▶ **TASK ITEM**
For this exercise, restate word for word only the lines from the first line of the data to the line containing "0.91 | 1.18 |".

(SUPPLIED ENTRIES begins)
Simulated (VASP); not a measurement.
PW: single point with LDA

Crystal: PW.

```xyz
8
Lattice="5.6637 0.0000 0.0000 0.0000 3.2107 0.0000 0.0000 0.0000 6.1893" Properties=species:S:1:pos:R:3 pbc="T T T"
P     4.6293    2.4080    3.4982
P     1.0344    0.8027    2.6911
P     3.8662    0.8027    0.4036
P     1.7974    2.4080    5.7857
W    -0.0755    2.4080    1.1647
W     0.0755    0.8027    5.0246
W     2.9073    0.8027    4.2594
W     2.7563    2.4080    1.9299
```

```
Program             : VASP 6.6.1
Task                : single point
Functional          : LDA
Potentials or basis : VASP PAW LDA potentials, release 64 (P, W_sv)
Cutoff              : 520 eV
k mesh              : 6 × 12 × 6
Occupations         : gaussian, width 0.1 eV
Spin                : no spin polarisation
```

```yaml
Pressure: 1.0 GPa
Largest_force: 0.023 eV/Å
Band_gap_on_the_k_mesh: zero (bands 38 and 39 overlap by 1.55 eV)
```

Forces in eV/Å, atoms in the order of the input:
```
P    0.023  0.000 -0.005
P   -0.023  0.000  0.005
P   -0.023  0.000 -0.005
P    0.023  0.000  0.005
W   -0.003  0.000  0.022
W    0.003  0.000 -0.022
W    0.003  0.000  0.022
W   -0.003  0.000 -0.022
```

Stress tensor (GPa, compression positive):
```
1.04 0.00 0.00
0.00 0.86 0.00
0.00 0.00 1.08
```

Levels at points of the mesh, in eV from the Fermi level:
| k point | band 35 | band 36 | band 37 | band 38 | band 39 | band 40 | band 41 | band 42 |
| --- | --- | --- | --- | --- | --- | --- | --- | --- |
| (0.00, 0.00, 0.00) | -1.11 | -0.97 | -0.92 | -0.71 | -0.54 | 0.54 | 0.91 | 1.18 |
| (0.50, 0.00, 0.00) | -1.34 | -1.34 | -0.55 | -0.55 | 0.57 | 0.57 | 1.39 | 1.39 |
(SUPPLIED ENTRIES ends)

▶ **TASK ANSWER**
Simulated (VASP); not a measurement.
PW: single point with LDA

Crystal: PW.

```xyz
8
Lattice="5.6637 0.0000 0.0000 0.0000 3.2107 0.0000 0.0000 0.0000 6.1893" Properties=species:S:1:pos:R:3 pbc="T T T"
P     4.6293    2.4080    3.4982
P     1.0344    0.8027    2.6911
P     3.8662    0.8027    0.4036
P     1.7974    2.4080    5.7857
W    -0.0755    2.4080    1.1647
W     0.0755    0.8027    5.0246
W     2.9073    0.8027    4.2594
W     2.7563    2.4080    1.9299
```

```
Program             : VASP 6.6.1
Task                : single point
Functional          : LDA
Potentials or basis : VASP PAW LDA potentials, release 64 (P, W_sv)
Cutoff              : 520 eV
k mesh              : 6 × 12 × 6
Occupations         : gaussian, width 0.1 eV
Spin                : no spin polarisation
```

```yaml
Pressure: 1.0 GPa
Largest_force: 0.023 eV/Å
Band_gap_on_the_k_mesh: zero (bands 38 and 39 overlap by 1.55 eV)
```

Forces in eV/Å, atoms in the order of the input:
```
P    0.023  0.000 -0.005
P   -0.023  0.000  0.005
P   -0.023  0.000 -0.005
P    0.023  0.000  0.005
W   -0.003  0.000  0.022
W    0.003  0.000 -0.022
W    0.003  0.000  0.022
W   -0.003  0.000 -0.022
```

Stress tensor (GPa, compression positive):
```
1.04 0.00 0.00
0.00 0.86 0.00
0.00 0.00 1.08
```

Levels at points of the mesh, in eV from the Fermi level:
| k point | band 35 | band 36 | band 37 | band 38 | band 39 | band 40 | band 41 | band 42 |
| --- | --- | --- | --- | --- | --- | --- | --- | --- |
| (0.00, 0.00, 0.00) | -1.11 | -0.97 | -0.92 | -0.71 | -0.54 | 0.54 | 0.91 | 1.18 |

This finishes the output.